• _WORK INSTRUCTION_: Transcribe all of the listing below in full.

• _RECORD SET_:
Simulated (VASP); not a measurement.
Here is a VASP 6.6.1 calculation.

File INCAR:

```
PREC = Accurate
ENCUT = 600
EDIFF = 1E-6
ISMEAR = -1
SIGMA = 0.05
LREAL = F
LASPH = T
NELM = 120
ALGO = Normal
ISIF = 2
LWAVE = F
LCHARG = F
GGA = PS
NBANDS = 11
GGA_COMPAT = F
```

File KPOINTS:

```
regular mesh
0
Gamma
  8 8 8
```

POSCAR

• _WRITTEN ANSWER_:
Simulated (VASP); not a measurement.
Here is a VASP 6.6.1 calculation.

File INCAR:

```
PREC = Accurate
ENCUT = 600
EDIFF = 1E-6
ISMEAR = -1
SIGMA = 0.05
LREAL = F
LASPH = T
NELM = 120
ALGO = Normal
ISIF = 2
LWAVE = F
LCHARG = F
GGA = PS
NBANDS = 11
GGA_COMPAT = F
```

File KPOINTS:

```
regular mesh
0
Gamma
  8 8 8
```

POSCAR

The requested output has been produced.